> **Brief**: Please give the listing underneath again, exactly as shown.

===== Dataset entries =====

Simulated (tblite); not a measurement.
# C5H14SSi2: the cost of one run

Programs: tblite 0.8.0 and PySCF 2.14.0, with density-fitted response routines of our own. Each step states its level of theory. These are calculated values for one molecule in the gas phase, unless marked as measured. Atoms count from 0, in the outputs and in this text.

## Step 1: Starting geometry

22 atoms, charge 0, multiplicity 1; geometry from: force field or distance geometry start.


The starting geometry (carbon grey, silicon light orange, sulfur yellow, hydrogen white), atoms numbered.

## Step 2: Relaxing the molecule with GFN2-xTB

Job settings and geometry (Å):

=====

> **Response area**:
Simulated (tblite); not a measurement.
# C5H14SSi2: the cost of one run

Programs: tblite 0.8.0 and PySCF 2.14.0, with density-fitted response routines of our own. Each step states its level of theory. These are calculated values for one molecule in the gas phase, unless marked as measured. Atoms count from 0, in the outputs and in this text.

## Step 1: Starting geometry

22 atoms, charge 0, multiplicity 1; geometry from: force field or distance geometry start.


The starting geometry (carbon grey, silicon light orange, sulfur yellow, hydrogen white), atoms numbered.

## Step 2: Relaxing the molecule with GFN2-xTB

Job settings and geometry (Å):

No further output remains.